● REQUIREMENT
Provide an exact copy of the lines from the beginning of the records through the line that includes "Result: Energy over", and of no others.

DATA LISTING: Begin
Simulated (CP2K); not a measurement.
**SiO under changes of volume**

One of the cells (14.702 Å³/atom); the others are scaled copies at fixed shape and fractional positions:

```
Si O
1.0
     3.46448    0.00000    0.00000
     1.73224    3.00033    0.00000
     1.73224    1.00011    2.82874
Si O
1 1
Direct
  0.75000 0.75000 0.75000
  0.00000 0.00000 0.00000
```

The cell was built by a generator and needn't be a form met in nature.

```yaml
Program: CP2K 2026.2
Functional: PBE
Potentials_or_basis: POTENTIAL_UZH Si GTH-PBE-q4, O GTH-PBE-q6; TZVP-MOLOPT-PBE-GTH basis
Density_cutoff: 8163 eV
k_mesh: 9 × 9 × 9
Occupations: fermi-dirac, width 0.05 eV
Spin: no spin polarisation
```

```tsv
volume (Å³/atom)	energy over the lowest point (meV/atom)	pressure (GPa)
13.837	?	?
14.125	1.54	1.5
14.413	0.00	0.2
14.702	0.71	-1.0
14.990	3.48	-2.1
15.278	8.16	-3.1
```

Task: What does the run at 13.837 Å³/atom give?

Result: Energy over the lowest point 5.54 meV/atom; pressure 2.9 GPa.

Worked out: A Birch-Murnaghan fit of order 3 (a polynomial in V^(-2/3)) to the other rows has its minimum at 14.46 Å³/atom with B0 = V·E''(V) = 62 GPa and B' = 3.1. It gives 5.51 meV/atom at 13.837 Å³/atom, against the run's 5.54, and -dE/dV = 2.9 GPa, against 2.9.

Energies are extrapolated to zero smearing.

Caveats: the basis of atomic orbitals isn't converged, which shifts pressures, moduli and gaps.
DATA LISTING: End

● TASK RESPONSE
Simulated (CP2K); not a measurement.
**SiO under changes of volume**

One of the cells (14.702 Å³/atom); the others are scaled copies at fixed shape and fractional positions:

```
Si O
1.0
     3.46448    0.00000    0.00000
     1.73224    3.00033    0.00000
     1.73224    1.00011    2.82874
Si O
1 1
Direct
  0.75000 0.75000 0.75000
  0.00000 0.00000 0.00000
```

The cell was built by a generator and needn't be a form met in nature.

```yaml
Program: CP2K 2026.2
Functional: PBE
Potentials_or_basis: POTENTIAL_UZH Si GTH-PBE-q4, O GTH-PBE-q6; TZVP-MOLOPT-PBE-GTH basis
Density_cutoff: 8163 eV
k_mesh: 9 × 9 × 9
Occupations: fermi-dirac, width 0.05 eV
Spin: no spin polarisation
```

```tsv
volume (Å³/atom)	energy over the lowest point (meV/atom)	pressure (GPa)
13.837	?	?
14.125	1.54	1.5
14.413	0.00	0.2
14.702	0.71	-1.0
14.990	3.48	-2.1
15.278	8.16	-3.1
```

Task: What does the run at 13.837 Å³/atom give?

Result: Energy over the lowest point 5.54 meV/atom; pressure 2.9 GPa.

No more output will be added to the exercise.